::::::::

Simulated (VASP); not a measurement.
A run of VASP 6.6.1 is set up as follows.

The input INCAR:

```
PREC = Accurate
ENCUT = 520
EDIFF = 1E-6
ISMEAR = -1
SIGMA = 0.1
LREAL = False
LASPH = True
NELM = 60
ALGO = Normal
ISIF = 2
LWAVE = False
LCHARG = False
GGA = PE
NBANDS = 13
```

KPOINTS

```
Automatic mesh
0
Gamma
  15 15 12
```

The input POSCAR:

::::::::

Required action: With no line skipped, copy the entries exactly as written.

Your solution:
Simulated (VASP); not a measurement.
A run of VASP 6.6.1 is set up as follows.

The input INCAR:

```
PREC = Accurate
ENCUT = 520
EDIFF = 1E-6
ISMEAR = -1
SIGMA = 0.1
LREAL = False
LASPH = True
NELM = 60
ALGO = Normal
ISIF = 2
LWAVE = False
LCHARG = False
GGA = PE
NBANDS = 13
```

KPOINTS

```
Automatic mesh
0
Gamma
  15 15 12
```

The input POSCAR:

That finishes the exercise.